Reproduce the data below in full. Nothing should differ from the original.

___ DATASET ENTRIES
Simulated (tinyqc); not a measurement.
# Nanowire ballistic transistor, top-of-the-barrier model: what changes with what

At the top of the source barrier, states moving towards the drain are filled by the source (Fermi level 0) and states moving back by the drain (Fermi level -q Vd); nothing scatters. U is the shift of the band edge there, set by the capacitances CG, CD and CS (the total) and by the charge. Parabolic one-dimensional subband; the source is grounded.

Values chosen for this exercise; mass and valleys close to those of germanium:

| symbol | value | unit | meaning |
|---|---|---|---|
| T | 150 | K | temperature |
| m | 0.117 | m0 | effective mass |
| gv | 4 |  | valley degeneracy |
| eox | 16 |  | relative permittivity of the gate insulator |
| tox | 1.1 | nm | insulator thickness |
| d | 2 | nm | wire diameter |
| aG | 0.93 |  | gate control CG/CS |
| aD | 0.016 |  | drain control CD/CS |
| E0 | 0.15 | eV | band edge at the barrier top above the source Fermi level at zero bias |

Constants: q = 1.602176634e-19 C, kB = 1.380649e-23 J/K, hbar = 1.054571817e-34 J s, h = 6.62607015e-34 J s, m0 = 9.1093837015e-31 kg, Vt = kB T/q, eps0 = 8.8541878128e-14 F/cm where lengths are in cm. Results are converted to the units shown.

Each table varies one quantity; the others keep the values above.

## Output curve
______

#### ANSWER SECTION
Simulated (tinyqc); not a measurement.
# Nanowire ballistic transistor, top-of-the-barrier model: what changes with what

At the top of the source barrier, states moving towards the drain are filled by the source (Fermi level 0) and states moving back by the drain (Fermi level -q Vd); nothing scatters. U is the shift of the band edge there, set by the capacitances CG, CD and CS (the total) and by the charge. Parabolic one-dimensional subband; the source is grounded.

Values chosen for this exercise; mass and valleys close to those of germanium:

| symbol | value | unit | meaning |
|---|---|---|---|
| T | 150 | K | temperature |
| m | 0.117 | m0 | effective mass |
| gv | 4 |  | valley degeneracy |
| eox | 16 |  | relative permittivity of the gate insulator |
| tox | 1.1 | nm | insulator thickness |
| d | 2 | nm | wire diameter |
| aG | 0.93 |  | gate control CG/CS |
| aD | 0.016 |  | drain control CD/CS |
| E0 | 0.15 | eV | band edge at the barrier top above the source Fermi level at zero bias |

Constants: q = 1.602176634e-19 C, kB = 1.380649e-23 J/K, hbar = 1.054571817e-34 J s, h = 6.62607015e-34 J s, m0 = 9.1093837015e-31 kg, Vt = kB T/q, eps0 = 8.8541878128e-14 F/cm where lengths are in cm. Results are converted to the units shown.

Each table varies one quantity; the others keep the values above.

## Output curve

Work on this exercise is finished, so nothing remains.